====== Listed entries ======

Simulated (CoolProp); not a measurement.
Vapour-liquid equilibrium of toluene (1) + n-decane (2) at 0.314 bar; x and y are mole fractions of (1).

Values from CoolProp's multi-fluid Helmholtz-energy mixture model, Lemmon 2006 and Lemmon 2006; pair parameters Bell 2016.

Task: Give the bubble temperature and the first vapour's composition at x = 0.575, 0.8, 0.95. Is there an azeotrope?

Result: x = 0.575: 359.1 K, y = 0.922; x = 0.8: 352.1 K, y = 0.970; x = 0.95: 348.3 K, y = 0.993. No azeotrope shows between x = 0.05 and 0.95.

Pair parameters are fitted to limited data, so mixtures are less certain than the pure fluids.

======

## Requirement
Output the lines of the records above exactly as they appear, from the line containing "Values from CoolProp's" through the line containing "Result: x = 0.575: 359.1".

## Written solution
Values from CoolProp's multi-fluid Helmholtz-energy mixture model, Lemmon 2006 and Lemmon 2006; pair parameters Bell 2016.

Task: Give the bubble temperature and the first vapour's composition at x = 0.575, 0.8, 0.95. Is there an azeotrope?

Result: x = 0.575: 359.1 K, y = 0.922; x = 0.8: 352.1 K, y = 0.970; x = 0.95: 348.3 K, y = 0.993. No azeotrope shows between x = 0.05 and 0.95.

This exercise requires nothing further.